Assigned task: For the entries below, repeat exactly each line starting with the one that contains "Kwant, effective-mass tight-binding" and going on through the one that contains "Problem. How many", and no others.

Provided records:
Start of Block
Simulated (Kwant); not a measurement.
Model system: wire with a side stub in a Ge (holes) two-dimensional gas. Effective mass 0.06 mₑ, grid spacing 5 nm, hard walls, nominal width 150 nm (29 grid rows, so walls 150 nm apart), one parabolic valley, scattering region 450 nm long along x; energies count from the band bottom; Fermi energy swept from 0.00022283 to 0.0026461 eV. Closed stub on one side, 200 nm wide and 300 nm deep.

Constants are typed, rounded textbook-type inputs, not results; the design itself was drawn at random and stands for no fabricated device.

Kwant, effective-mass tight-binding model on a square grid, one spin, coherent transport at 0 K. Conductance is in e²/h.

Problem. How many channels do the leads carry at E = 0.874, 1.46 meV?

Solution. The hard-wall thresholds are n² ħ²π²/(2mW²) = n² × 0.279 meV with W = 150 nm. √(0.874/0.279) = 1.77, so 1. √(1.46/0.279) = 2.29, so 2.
End of Block

Your solution:
Kwant, effective-mass tight-binding model on a square grid, one spin, coherent transport at 0 K. Conductance is in e²/h.

Problem. How many channels do the leads carry at E = 0.874, 1.46 meV?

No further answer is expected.